═══ GIVEN ENTRIES ═══
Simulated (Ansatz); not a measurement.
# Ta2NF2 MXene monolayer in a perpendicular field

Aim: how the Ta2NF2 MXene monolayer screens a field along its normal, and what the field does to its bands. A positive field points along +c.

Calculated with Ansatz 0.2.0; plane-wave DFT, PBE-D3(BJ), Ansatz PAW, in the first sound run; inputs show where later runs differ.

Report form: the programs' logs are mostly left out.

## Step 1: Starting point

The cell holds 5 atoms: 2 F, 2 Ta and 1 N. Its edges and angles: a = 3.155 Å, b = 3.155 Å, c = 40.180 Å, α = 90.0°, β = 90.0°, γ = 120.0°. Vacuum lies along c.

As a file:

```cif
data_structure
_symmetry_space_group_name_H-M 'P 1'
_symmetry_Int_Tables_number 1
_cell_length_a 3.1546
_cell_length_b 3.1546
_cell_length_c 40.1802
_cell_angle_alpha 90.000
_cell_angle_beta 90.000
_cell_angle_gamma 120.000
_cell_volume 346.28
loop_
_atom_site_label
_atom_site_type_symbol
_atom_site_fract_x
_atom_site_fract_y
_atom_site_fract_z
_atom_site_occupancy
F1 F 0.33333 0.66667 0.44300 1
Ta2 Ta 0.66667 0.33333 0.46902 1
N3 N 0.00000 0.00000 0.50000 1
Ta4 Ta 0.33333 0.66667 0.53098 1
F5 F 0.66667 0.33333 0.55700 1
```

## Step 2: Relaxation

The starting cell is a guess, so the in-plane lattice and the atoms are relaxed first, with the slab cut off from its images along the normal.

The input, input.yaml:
═══

[BRIEF]
Please transcribe the records exactly from their first line through the line holding "Calculated with Ansatz", and leave out all others.

[TASK OUTPUT]
Simulated (Ansatz); not a measurement.
# Ta2NF2 MXene monolayer in a perpendicular field

Aim: how the Ta2NF2 MXene monolayer screens a field along its normal, and what the field does to its bands. A positive field points along +c.

Calculated with Ansatz 0.2.0; plane-wave DFT, PBE-D3(BJ), Ansatz PAW, in the first sound run; inputs show where later runs differ.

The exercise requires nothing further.